■ Brief ■
Find the line with "Hardware: 1 thread" in the entries below. Repeat it, every following line, and the line with "Problem. Estimate the wall time of this run.", exactly and with nothing added.

■ Excerpted records ■
****
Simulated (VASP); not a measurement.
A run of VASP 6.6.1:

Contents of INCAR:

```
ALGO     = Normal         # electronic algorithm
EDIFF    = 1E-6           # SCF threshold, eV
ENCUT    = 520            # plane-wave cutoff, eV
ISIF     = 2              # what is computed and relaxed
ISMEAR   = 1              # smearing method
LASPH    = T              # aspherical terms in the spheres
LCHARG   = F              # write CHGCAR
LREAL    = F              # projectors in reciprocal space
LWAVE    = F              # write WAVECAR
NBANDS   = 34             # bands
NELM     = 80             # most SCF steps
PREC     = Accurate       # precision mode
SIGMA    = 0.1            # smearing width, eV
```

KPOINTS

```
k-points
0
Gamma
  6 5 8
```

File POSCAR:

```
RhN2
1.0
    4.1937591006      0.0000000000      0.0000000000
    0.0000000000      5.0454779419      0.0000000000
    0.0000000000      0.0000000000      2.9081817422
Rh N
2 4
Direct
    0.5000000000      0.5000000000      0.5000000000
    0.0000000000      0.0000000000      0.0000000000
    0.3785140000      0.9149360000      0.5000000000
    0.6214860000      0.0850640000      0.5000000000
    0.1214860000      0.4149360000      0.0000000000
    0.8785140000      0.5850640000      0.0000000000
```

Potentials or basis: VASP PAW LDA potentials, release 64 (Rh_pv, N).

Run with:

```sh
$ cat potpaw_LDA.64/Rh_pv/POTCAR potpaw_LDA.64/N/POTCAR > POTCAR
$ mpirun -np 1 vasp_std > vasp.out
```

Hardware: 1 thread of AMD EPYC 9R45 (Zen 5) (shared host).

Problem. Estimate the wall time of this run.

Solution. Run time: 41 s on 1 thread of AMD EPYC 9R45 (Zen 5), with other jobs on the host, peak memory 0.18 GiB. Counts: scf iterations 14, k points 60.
****

■ Solution ■
Hardware: 1 thread of AMD EPYC 9R45 (Zen 5) (shared host).

Problem. Estimate the wall time of this run.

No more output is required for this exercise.